SUPPLIED MATERIAL.
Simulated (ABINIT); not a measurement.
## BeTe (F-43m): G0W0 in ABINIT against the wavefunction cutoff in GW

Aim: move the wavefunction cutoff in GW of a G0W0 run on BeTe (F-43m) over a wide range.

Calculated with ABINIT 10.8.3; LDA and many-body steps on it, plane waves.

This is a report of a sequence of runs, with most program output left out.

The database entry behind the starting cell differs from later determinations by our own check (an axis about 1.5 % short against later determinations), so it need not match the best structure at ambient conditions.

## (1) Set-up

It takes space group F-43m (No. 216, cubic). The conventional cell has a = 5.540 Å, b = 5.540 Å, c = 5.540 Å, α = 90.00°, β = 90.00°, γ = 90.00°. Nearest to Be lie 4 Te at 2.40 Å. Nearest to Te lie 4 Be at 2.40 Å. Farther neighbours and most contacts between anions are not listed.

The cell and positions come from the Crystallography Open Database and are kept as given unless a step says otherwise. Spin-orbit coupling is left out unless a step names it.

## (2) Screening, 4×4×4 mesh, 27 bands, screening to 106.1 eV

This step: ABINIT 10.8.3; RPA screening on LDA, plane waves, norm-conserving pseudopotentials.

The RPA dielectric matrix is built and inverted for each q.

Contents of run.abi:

BRIEF. Restate the listing word for word, but only from its first line through the line with "Calculated with ABINIT", keeping both end lines.

ANSWER BOX.
Simulated (ABINIT); not a measurement.
## BeTe (F-43m): G0W0 in ABINIT against the wavefunction cutoff in GW

Aim: move the wavefunction cutoff in GW of a G0W0 run on BeTe (F-43m) over a wide range.

Calculated with ABINIT 10.8.3; LDA and many-body steps on it, plane waves.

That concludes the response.